**ACTIVITY**
When you reach the line containing "Program: the Ansatz", stop after it; until then, copy each line of the listing exactly, starting with the first.

○ ○ ○ ○

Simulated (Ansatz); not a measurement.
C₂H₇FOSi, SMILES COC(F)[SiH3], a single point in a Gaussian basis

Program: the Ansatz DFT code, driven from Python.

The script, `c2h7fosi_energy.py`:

○ ○ ○ ○

**ANSWER BOX**
Simulated (Ansatz); not a measurement.
C₂H₇FOSi, SMILES COC(F)[SiH3], a single point in a Gaussian basis

Program: the Ansatz DFT code, driven from Python.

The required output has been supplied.